ACTIVITY> Would you print the material exactly, starting at its first line and ending at the line holding "The run prepares"?

++++ ENTRIES SUPPLIED

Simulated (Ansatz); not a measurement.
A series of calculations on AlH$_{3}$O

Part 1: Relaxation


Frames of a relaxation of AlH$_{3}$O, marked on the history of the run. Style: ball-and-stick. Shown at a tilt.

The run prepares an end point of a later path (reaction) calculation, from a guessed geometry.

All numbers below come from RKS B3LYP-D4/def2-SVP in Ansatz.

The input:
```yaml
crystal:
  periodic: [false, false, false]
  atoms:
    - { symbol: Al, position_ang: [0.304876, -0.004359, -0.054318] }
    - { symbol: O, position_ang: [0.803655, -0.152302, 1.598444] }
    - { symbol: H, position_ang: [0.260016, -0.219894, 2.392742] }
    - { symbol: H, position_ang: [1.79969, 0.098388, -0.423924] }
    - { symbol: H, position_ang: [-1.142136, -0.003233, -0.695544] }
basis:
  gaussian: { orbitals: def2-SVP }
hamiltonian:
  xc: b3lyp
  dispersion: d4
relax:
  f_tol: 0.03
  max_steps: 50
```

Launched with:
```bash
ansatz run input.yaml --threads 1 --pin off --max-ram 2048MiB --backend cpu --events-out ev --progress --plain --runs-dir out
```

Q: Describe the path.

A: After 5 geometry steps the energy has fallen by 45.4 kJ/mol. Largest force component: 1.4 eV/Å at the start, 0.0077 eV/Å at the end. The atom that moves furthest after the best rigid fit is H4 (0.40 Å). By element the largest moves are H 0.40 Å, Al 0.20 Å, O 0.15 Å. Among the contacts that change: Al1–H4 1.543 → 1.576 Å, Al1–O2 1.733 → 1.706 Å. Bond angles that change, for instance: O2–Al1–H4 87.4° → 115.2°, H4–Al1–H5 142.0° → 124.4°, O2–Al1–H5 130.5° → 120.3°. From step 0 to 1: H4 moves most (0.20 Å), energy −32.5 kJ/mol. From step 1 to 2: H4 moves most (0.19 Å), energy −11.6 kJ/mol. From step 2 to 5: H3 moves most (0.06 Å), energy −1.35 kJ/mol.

++++++++

TASK RESPONSE>
Simulated (Ansatz); not a measurement.
A series of calculations on AlH$_{3}$O

Part 1: Relaxation


Frames of a relaxation of AlH$_{3}$O, marked on the history of the run. Style: ball-and-stick. Shown at a tilt.

The run prepares an end point of a later path (reaction) calculation, from a guessed geometry.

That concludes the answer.